REQUIRED ACTION => From the first line to the last, print the data exactly.

+---+

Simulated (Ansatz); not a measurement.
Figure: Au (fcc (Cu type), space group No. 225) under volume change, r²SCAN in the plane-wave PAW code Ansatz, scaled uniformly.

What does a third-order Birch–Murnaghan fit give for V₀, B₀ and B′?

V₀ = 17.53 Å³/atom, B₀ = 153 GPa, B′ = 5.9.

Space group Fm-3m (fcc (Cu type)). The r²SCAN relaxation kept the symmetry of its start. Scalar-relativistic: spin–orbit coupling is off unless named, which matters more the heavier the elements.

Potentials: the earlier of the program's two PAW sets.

+---+

ANSWER SPACE =>
Simulated (Ansatz); not a measurement.
Figure: Au (fcc (Cu type), space group No. 225) under volume change, r²SCAN in the plane-wave PAW code Ansatz, scaled uniformly.

What does a third-order Birch–Murnaghan fit give for V₀, B₀ and B′?

V₀ = 17.53 Å³/atom, B₀ = 153 GPa, B′ = 5.9.

Space group Fm-3m (fcc (Cu type)). The r²SCAN relaxation kept the symmetry of its start. Scalar-relativistic: spin–orbit coupling is off unless named, which matters more the heavier the elements.

Potentials: the earlier of the program's two PAW sets.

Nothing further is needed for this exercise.